DATA EXTRACTS

::::

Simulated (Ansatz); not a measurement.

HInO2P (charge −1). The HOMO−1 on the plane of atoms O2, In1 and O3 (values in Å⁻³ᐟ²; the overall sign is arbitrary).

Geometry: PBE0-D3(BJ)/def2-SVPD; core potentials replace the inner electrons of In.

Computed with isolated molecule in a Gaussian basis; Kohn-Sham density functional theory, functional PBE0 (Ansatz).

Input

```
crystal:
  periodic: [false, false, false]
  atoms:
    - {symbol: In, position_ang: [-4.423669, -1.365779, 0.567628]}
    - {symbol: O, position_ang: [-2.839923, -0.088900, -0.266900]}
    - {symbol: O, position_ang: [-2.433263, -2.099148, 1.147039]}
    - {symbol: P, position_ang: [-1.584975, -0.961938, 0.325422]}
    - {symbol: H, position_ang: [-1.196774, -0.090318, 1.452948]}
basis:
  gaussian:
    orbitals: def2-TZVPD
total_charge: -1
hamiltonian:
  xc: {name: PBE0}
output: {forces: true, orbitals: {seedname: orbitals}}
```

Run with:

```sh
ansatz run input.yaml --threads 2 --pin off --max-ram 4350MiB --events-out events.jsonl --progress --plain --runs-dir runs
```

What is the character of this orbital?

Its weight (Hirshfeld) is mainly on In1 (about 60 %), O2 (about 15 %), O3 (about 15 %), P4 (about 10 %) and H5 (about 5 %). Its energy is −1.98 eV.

::::

WORK REQUEST
Write out the material above exactly, please, from its first line up to and including the line where "What is the character of this orbital?" appears, and stop there.

WORKED SOLUTION
Simulated (Ansatz); not a measurement.

HInO2P (charge −1). The HOMO−1 on the plane of atoms O2, In1 and O3 (values in Å⁻³ᐟ²; the overall sign is arbitrary).

Geometry: PBE0-D3(BJ)/def2-SVPD; core potentials replace the inner electrons of In.

Computed with isolated molecule in a Gaussian basis; Kohn-Sham density functional theory, functional PBE0 (Ansatz).

Input

```
crystal:
  periodic: [false, false, false]
  atoms:
    - {symbol: In, position_ang: [-4.423669, -1.365779, 0.567628]}
    - {symbol: O, position_ang: [-2.839923, -0.088900, -0.266900]}
    - {symbol: O, position_ang: [-2.433263, -2.099148, 1.147039]}
    - {symbol: P, position_ang: [-1.584975, -0.961938, 0.325422]}
    - {symbol: H, position_ang: [-1.196774, -0.090318, 1.452948]}
basis:
  gaussian:
    orbitals: def2-TZVPD
total_charge: -1
hamiltonian:
  xc: {name: PBE0}
output: {forces: true, orbitals: {seedname: orbitals}}
```

Run with:

```sh
ansatz run input.yaml --threads 2 --pin off --max-ram 4350MiB --events-out events.jsonl --progress --plain --runs-dir runs
```

What is the character of this orbital?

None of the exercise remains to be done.